○ ○ ○ ○ ○ ○ ○

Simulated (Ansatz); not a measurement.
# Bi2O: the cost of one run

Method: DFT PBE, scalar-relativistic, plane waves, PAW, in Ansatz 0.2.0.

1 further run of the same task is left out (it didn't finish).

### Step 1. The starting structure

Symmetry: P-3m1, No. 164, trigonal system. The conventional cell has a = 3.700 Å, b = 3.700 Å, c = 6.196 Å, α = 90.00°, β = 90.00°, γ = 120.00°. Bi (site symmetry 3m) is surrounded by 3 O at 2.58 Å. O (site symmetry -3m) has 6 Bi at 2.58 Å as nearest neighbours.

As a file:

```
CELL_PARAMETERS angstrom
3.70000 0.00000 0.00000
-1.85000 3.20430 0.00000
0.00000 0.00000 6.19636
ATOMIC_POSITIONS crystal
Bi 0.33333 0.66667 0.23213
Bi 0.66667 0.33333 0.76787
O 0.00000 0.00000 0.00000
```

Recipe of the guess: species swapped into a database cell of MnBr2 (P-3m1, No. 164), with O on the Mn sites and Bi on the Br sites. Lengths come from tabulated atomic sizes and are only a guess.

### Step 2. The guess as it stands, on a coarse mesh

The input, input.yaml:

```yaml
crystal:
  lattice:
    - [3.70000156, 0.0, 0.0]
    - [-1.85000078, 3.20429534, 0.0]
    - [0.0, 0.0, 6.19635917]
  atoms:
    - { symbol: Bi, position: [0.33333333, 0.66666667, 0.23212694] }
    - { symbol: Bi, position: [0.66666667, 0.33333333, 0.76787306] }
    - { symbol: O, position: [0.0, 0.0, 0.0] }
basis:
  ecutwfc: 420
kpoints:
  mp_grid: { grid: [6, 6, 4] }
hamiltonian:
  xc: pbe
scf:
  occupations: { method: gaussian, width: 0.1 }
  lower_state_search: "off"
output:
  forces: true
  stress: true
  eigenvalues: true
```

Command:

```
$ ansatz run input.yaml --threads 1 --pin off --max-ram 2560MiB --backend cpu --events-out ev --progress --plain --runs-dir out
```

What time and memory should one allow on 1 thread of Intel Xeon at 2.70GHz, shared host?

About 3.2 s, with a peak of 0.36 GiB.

○ ○ ○ ○ ○ ○ ○

## ACTION ITEM
When you reach the line containing "# Bi2O: the cost of one run" in the data above, start copying exactly, and stop after the line containing "Recipe of the".

## TASK RESULT
# Bi2O: the cost of one run

Method: DFT PBE, scalar-relativistic, plane waves, PAW, in Ansatz 0.2.0.

1 further run of the same task is left out (it didn't finish).

### Step 1. The starting structure

Symmetry: P-3m1, No. 164, trigonal system. The conventional cell has a = 3.700 Å, b = 3.700 Å, c = 6.196 Å, α = 90.00°, β = 90.00°, γ = 120.00°. Bi (site symmetry 3m) is surrounded by 3 O at 2.58 Å. O (site symmetry -3m) has 6 Bi at 2.58 Å as nearest neighbours.

As a file:

```
CELL_PARAMETERS angstrom
3.70000 0.00000 0.00000
-1.85000 3.20430 0.00000
0.00000 0.00000 6.19636
ATOMIC_POSITIONS crystal
Bi 0.33333 0.66667 0.23213
Bi 0.66667 0.33333 0.76787
O 0.00000 0.00000 0.00000
```

Recipe of the guess: species swapped into a database cell of MnBr2 (P-3m1, No. 164), with O on the Mn sites and Bi on the Br sites. Lengths come from tabulated atomic sizes and are only a guess.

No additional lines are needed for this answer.